Work task | Line by line, retype the whole listing exactly.

Data provided |
=======

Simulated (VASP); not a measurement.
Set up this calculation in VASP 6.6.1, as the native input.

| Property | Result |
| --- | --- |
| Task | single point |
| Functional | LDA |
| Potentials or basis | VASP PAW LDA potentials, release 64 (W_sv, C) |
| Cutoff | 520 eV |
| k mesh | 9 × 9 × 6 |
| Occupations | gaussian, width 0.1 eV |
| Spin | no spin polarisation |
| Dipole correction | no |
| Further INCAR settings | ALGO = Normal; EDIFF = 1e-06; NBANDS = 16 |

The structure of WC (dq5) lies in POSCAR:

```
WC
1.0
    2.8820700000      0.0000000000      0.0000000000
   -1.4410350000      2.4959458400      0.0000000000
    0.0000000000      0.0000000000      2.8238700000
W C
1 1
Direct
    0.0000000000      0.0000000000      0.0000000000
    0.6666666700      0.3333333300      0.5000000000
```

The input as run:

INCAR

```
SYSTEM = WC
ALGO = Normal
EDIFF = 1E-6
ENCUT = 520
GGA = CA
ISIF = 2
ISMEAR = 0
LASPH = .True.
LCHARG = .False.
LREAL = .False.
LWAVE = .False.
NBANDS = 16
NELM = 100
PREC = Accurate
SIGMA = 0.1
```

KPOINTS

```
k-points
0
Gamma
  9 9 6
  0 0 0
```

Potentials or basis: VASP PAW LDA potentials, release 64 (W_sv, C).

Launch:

=======

Worked solution |
Simulated (VASP); not a measurement.
Set up this calculation in VASP 6.6.1, as the native input.

| Property | Result |
| --- | --- |
| Task | single point |
| Functional | LDA |
| Potentials or basis | VASP PAW LDA potentials, release 64 (W_sv, C) |
| Cutoff | 520 eV |
| k mesh | 9 × 9 × 6 |
| Occupations | gaussian, width 0.1 eV |
| Spin | no spin polarisation |
| Dipole correction | no |
| Further INCAR settings | ALGO = Normal; EDIFF = 1e-06; NBANDS = 16 |

The structure of WC (dq5) lies in POSCAR:

```
WC
1.0
    2.8820700000      0.0000000000      0.0000000000
   -1.4410350000      2.4959458400      0.0000000000
    0.0000000000      0.0000000000      2.8238700000
W C
1 1
Direct
    0.0000000000      0.0000000000      0.0000000000
    0.6666666700      0.3333333300      0.5000000000
```

The input as run:

INCAR

```
SYSTEM = WC
ALGO = Normal
EDIFF = 1E-6
ENCUT = 520
GGA = CA
ISIF = 2
ISMEAR = 0
LASPH = .True.
LCHARG = .False.
LREAL = .False.
LWAVE = .False.
NBANDS = 16
NELM = 100
PREC = Accurate
SIGMA = 0.1
```

KPOINTS

```
k-points
0
Gamma
  9 9 6
  0 0 0
```

Potentials or basis: VASP PAW LDA potentials, release 64 (W_sv, C).

Launch:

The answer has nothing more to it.